Transcribe the records word for word, beginning with the first line and ending with the line that contains "PySCF with density"; include nothing else.

Recorded information -

※ ※ ※

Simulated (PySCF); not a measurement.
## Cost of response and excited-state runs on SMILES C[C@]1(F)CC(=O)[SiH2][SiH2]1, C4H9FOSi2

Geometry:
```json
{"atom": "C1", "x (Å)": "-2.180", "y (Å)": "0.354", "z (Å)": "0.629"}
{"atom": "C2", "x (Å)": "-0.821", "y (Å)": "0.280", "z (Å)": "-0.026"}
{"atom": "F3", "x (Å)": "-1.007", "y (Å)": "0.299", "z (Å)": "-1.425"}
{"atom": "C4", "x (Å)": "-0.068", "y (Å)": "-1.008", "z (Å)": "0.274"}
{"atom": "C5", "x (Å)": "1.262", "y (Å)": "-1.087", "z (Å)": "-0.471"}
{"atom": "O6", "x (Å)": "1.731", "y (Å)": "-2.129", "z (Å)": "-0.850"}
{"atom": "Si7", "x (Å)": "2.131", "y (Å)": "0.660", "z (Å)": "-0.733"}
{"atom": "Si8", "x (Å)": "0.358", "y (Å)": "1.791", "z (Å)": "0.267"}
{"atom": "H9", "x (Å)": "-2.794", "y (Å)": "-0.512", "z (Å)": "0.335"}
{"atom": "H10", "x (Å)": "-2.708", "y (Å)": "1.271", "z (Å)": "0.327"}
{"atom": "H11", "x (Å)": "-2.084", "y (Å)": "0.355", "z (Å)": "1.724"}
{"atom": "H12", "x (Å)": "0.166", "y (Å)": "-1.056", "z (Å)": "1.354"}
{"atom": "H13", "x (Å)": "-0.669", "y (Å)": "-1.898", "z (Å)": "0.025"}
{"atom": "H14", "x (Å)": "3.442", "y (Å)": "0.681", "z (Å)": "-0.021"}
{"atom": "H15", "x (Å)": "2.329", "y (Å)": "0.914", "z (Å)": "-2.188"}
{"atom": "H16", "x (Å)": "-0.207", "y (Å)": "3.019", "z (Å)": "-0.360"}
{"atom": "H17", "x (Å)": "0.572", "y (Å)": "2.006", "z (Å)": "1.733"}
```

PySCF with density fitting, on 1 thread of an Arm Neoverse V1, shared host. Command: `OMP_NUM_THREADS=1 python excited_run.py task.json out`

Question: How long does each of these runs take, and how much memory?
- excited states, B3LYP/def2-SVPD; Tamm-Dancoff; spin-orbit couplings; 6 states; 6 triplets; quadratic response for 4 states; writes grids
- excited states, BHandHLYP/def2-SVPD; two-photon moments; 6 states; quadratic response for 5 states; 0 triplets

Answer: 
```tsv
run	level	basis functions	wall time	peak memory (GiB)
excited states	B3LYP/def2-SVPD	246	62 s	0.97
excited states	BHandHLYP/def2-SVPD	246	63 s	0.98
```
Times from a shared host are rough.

※ ※ ※

Response -
Simulated (PySCF); not a measurement.
## Cost of response and excited-state runs on SMILES C[C@]1(F)CC(=O)[SiH2][SiH2]1, C4H9FOSi2

Geometry:
```json
{"atom": "C1", "x (Å)": "-2.180", "y (Å)": "0.354", "z (Å)": "0.629"}
{"atom": "C2", "x (Å)": "-0.821", "y (Å)": "0.280", "z (Å)": "-0.026"}
{"atom": "F3", "x (Å)": "-1.007", "y (Å)": "0.299", "z (Å)": "-1.425"}
{"atom": "C4", "x (Å)": "-0.068", "y (Å)": "-1.008", "z (Å)": "0.274"}
{"atom": "C5", "x (Å)": "1.262", "y (Å)": "-1.087", "z (Å)": "-0.471"}
{"atom": "O6", "x (Å)": "1.731", "y (Å)": "-2.129", "z (Å)": "-0.850"}
{"atom": "Si7", "x (Å)": "2.131", "y (Å)": "0.660", "z (Å)": "-0.733"}
{"atom": "Si8", "x (Å)": "0.358", "y (Å)": "1.791", "z (Å)": "0.267"}
{"atom": "H9", "x (Å)": "-2.794", "y (Å)": "-0.512", "z (Å)": "0.335"}
{"atom": "H10", "x (Å)": "-2.708", "y (Å)": "1.271", "z (Å)": "0.327"}
{"atom": "H11", "x (Å)": "-2.084", "y (Å)": "0.355", "z (Å)": "1.724"}
{"atom": "H12", "x (Å)": "0.166", "y (Å)": "-1.056", "z (Å)": "1.354"}
{"atom": "H13", "x (Å)": "-0.669", "y (Å)": "-1.898", "z (Å)": "0.025"}
{"atom": "H14", "x (Å)": "3.442", "y (Å)": "0.681", "z (Å)": "-0.021"}
{"atom": "H15", "x (Å)": "2.329", "y (Å)": "0.914", "z (Å)": "-2.188"}
{"atom": "H16", "x (Å)": "-0.207", "y (Å)": "3.019", "z (Å)": "-0.360"}
{"atom": "H17", "x (Å)": "0.572", "y (Å)": "2.006", "z (Å)": "1.733"}
```

PySCF with density fitting, on 1 thread of an Arm Neoverse V1, shared host. Command: `OMP_NUM_THREADS=1 python excited_run.py task.json out`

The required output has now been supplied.